[Data records Boundary: Start]
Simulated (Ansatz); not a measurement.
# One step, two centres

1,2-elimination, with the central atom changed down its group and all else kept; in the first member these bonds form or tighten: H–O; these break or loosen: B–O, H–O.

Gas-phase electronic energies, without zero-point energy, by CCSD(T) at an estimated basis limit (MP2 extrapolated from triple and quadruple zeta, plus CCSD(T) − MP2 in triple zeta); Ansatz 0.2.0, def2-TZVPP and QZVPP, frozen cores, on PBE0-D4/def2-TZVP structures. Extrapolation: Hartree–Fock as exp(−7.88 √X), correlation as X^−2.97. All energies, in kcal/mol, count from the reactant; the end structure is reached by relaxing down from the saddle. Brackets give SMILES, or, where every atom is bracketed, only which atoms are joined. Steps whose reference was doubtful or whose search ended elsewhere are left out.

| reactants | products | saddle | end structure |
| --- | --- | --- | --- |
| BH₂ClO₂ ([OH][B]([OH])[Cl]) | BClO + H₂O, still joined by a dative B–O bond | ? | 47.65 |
[Data records Boundary: End]

| Brief |
Each entry above needs to be duplicated verbatim.

| Written reply |
Simulated (Ansatz); not a measurement.
# One step, two centres

1,2-elimination, with the central atom changed down its group and all else kept; in the first member these bonds form or tighten: H–O; these break or loosen: B–O, H–O.

Gas-phase electronic energies, without zero-point energy, by CCSD(T) at an estimated basis limit (MP2 extrapolated from triple and quadruple zeta, plus CCSD(T) − MP2 in triple zeta); Ansatz 0.2.0, def2-TZVPP and QZVPP, frozen cores, on PBE0-D4/def2-TZVP structures. Extrapolation: Hartree–Fock as exp(−7.88 √X), correlation as X^−2.97. All energies, in kcal/mol, count from the reactant; the end structure is reached by relaxing down from the saddle. Brackets give SMILES, or, where every atom is bracketed, only which atoms are joined. Steps whose reference was doubtful or whose search ended elsewhere are left out.

| reactants | products | saddle | end structure |
| --- | --- | --- | --- |
| BH₂ClO₂ ([OH][B]([OH])[Cl]) | BClO + H₂O, still joined by a dative B–O bond | ? | 47.65 |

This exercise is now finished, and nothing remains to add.